Start of Given records
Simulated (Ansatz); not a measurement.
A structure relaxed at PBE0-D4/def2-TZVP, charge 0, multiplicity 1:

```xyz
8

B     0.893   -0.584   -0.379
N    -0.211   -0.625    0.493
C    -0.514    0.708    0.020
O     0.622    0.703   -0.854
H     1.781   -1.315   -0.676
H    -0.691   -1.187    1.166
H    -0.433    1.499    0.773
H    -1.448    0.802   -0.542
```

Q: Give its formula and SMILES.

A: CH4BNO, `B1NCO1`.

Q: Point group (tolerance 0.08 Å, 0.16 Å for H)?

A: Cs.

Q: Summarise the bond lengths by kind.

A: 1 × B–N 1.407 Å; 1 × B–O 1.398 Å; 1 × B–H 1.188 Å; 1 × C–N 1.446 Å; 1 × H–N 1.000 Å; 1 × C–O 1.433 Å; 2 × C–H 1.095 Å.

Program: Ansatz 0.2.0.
End of Given records

Work order -> Character for character, reproduce all of the lines above.

Task output ->
Simulated (Ansatz); not a measurement.
A structure relaxed at PBE0-D4/def2-TZVP, charge 0, multiplicity 1:

```xyz
8

B     0.893   -0.584   -0.379
N    -0.211   -0.625    0.493
C    -0.514    0.708    0.020
O     0.622    0.703   -0.854
H     1.781   -1.315   -0.676
H    -0.691   -1.187    1.166
H    -0.433    1.499    0.773
H    -1.448    0.802   -0.542
```

Q: Give its formula and SMILES.

A: CH4BNO, `B1NCO1`.

Q: Point group (tolerance 0.08 Å, 0.16 Å for H)?

A: Cs.

Q: Summarise the bond lengths by kind.

A: 1 × B–N 1.407 Å; 1 × B–O 1.398 Å; 1 × B–H 1.188 Å; 1 × C–N 1.446 Å; 1 × H–N 1.000 Å; 1 × C–O 1.433 Å; 2 × C–H 1.095 Å.

Program: Ansatz 0.2.0.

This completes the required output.